— Exercise —
Once the line containing "(0.564, -0.422, -1.000)" is found in the entries below, restate it and each following line word for word, stopping after the line containing "Labels in which".

*** Opening of Data for analysis ***

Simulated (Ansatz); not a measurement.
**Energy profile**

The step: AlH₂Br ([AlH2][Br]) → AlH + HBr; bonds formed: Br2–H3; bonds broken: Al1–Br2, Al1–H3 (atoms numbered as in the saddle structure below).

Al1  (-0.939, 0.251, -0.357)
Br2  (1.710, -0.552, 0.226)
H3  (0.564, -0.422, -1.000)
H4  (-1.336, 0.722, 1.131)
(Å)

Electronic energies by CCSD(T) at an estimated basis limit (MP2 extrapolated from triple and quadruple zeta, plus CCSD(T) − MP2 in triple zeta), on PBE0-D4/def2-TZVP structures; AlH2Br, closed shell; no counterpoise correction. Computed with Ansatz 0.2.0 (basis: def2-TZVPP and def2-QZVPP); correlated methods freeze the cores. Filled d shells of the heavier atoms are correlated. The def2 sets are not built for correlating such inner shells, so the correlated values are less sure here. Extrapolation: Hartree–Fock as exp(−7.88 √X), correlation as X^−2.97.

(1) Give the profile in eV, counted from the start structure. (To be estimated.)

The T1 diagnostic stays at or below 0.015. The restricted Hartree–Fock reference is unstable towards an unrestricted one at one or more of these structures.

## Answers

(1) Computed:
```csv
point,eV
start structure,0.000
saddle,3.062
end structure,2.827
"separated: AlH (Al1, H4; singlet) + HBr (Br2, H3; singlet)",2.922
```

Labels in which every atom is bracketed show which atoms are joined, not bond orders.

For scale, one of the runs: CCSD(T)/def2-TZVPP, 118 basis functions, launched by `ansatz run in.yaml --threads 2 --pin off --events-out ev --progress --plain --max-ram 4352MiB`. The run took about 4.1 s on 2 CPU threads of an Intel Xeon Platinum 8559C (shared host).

*** Close of Data for analysis ***

— Solution —
H3  (0.564, -0.422, -1.000)
H4  (-1.336, 0.722, 1.131)
(Å)

Electronic energies by CCSD(T) at an estimated basis limit (MP2 extrapolated from triple and quadruple zeta, plus CCSD(T) − MP2 in triple zeta), on PBE0-D4/def2-TZVP structures; AlH2Br, closed shell; no counterpoise correction. Computed with Ansatz 0.2.0 (basis: def2-TZVPP and def2-QZVPP); correlated methods freeze the cores. Filled d shells of the heavier atoms are correlated. The def2 sets are not built for correlating such inner shells, so the correlated values are less sure here. Extrapolation: Hartree–Fock as exp(−7.88 √X), correlation as X^−2.97.

(1) Give the profile in eV, counted from the start structure. (To be estimated.)

The T1 diagnostic stays at or below 0.015. The restricted Hartree–Fock reference is unstable towards an unrestricted one at one or more of these structures.

## Answers

(1) Computed:
```csv
point,eV
start structure,0.000
saddle,3.062
end structure,2.827
"separated: AlH (Al1, H4; singlet) + HBr (Br2, H3; singlet)",2.922
```

Labels in which every atom is bracketed show which atoms are joined, not bond orders.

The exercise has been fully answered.